* [EXERCISE]: Return the full listing, so that each line matches the original exactly.

BEGIN
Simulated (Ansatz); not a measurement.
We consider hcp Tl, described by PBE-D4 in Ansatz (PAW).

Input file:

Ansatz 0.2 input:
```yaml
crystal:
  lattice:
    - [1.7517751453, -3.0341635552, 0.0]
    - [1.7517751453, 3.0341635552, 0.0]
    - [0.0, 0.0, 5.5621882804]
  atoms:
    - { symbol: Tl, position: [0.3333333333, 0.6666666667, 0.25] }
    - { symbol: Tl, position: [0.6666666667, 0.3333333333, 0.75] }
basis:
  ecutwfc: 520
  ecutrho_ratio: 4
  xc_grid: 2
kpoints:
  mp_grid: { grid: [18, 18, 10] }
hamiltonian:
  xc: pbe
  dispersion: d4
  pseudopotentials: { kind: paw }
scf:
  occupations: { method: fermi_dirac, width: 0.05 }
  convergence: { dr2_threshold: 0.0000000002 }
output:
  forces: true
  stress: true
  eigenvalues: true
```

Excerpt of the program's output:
END

* [SOLUTION]:
Simulated (Ansatz); not a measurement.
We consider hcp Tl, described by PBE-D4 in Ansatz (PAW).

Input file:

Ansatz 0.2 input:
```yaml
crystal:
  lattice:
    - [1.7517751453, -3.0341635552, 0.0]
    - [1.7517751453, 3.0341635552, 0.0]
    - [0.0, 0.0, 5.5621882804]
  atoms:
    - { symbol: Tl, position: [0.3333333333, 0.6666666667, 0.25] }
    - { symbol: Tl, position: [0.6666666667, 0.3333333333, 0.75] }
basis:
  ecutwfc: 520
  ecutrho_ratio: 4
  xc_grid: 2
kpoints:
  mp_grid: { grid: [18, 18, 10] }
hamiltonian:
  xc: pbe
  dispersion: d4
  pseudopotentials: { kind: paw }
scf:
  occupations: { method: fermi_dirac, width: 0.05 }
  convergence: { dr2_threshold: 0.0000000002 }
output:
  forces: true
  stress: true
  eigenvalues: true
```

Excerpt of the program's output:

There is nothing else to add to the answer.